Return the following from the records below: each line, word for word, starting with the line that contains "(No. 160) |" and going on through the line that contains "volume (Å³) |", with nothing outside that range.

= Information provided =

= = =

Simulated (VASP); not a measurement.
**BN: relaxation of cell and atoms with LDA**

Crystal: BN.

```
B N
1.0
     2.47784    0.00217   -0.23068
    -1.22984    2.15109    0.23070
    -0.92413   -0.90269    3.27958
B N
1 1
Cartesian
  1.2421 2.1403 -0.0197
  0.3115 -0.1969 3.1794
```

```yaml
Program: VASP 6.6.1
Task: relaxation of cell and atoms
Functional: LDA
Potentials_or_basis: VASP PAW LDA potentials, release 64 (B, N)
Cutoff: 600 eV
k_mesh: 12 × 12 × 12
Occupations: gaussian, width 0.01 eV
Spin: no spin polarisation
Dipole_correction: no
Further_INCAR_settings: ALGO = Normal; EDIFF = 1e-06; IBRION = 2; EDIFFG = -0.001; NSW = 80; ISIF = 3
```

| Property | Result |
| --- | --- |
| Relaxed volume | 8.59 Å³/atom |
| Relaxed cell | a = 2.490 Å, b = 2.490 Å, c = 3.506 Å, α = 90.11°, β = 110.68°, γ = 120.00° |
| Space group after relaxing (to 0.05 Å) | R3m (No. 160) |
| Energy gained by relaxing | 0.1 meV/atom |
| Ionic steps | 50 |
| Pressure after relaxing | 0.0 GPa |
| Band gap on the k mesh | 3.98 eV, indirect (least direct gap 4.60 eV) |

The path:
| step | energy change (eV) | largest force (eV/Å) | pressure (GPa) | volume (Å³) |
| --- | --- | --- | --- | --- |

= = =

= Your response =
| Space group after relaxing (to 0.05 Å) | R3m (No. 160) |
| Energy gained by relaxing | 0.1 meV/atom |
| Ionic steps | 50 |
| Pressure after relaxing | 0.0 GPa |
| Band gap on the k mesh | 3.98 eV, indirect (least direct gap 4.60 eV) |

The path:
| step | energy change (eV) | largest force (eV/Å) | pressure (GPa) | volume (Å³) |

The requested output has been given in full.